- **Work order**
Could each entry be returned exactly as it appears?

- **Source information**
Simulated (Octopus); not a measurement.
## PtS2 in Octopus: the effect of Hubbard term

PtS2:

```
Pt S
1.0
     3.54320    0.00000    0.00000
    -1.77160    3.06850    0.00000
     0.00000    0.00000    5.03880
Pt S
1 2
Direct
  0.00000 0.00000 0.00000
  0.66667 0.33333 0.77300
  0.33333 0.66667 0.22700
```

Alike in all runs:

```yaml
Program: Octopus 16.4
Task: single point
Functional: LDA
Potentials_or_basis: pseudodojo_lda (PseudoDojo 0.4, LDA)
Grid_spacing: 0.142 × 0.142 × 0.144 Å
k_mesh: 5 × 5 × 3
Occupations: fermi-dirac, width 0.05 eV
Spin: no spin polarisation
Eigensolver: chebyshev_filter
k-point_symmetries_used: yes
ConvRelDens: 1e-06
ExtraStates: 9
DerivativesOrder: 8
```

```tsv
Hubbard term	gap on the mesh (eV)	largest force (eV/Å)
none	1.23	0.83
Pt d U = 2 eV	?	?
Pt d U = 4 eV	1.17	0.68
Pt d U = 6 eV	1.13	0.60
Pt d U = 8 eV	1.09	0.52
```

- **Your solution**
Simulated (Octopus); not a measurement.
## PtS2 in Octopus: the effect of Hubbard term

PtS2:

```
Pt S
1.0
     3.54320    0.00000    0.00000
    -1.77160    3.06850    0.00000
     0.00000    0.00000    5.03880
Pt S
1 2
Direct
  0.00000 0.00000 0.00000
  0.66667 0.33333 0.77300
  0.33333 0.66667 0.22700
```

Alike in all runs:

```yaml
Program: Octopus 16.4
Task: single point
Functional: LDA
Potentials_or_basis: pseudodojo_lda (PseudoDojo 0.4, LDA)
Grid_spacing: 0.142 × 0.142 × 0.144 Å
k_mesh: 5 × 5 × 3
Occupations: fermi-dirac, width 0.05 eV
Spin: no spin polarisation
Eigensolver: chebyshev_filter
k-point_symmetries_used: yes
ConvRelDens: 1e-06
ExtraStates: 9
DerivativesOrder: 8
```

```tsv
Hubbard term	gap on the mesh (eV)	largest force (eV/Å)
none	1.23	0.83
Pt d U = 2 eV	?	?
Pt d U = 4 eV	1.17	0.68
Pt d U = 6 eV	1.13	0.60
Pt d U = 8 eV	1.09	0.52
```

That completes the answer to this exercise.